◆ Work request: Type out all the records again exactly.

+ + + + + + +

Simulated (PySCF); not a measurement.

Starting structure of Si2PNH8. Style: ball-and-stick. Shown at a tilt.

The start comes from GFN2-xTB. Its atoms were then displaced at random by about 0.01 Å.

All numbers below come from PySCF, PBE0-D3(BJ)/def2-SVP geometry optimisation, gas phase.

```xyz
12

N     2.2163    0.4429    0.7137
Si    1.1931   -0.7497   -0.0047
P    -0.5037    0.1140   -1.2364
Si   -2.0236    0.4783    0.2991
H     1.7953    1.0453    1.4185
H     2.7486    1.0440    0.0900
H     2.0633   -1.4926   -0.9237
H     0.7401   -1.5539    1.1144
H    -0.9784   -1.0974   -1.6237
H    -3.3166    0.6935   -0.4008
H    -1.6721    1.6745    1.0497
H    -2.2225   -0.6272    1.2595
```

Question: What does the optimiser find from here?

+ + + + + + +

◆ Answer box:
Simulated (PySCF); not a measurement.

Starting structure of Si2PNH8. Style: ball-and-stick. Shown at a tilt.

The start comes from GFN2-xTB. Its atoms were then displaced at random by about 0.01 Å.

All numbers below come from PySCF, PBE0-D3(BJ)/def2-SVP geometry optimisation, gas phase.

```xyz
12

N     2.2163    0.4429    0.7137
Si    1.1931   -0.7497   -0.0047
P    -0.5037    0.1140   -1.2364
Si   -2.0236    0.4783    0.2991
H     1.7953    1.0453    1.4185
H     2.7486    1.0440    0.0900
H     2.0633   -1.4926   -0.9237
H     0.7401   -1.5539    1.1144
H    -0.9784   -1.0974   -1.6237
H    -3.3166    0.6935   -0.4008
H    -1.6721    1.6745    1.0497
H    -2.2225   -0.6272    1.2595
```

Question: What does the optimiser find from here?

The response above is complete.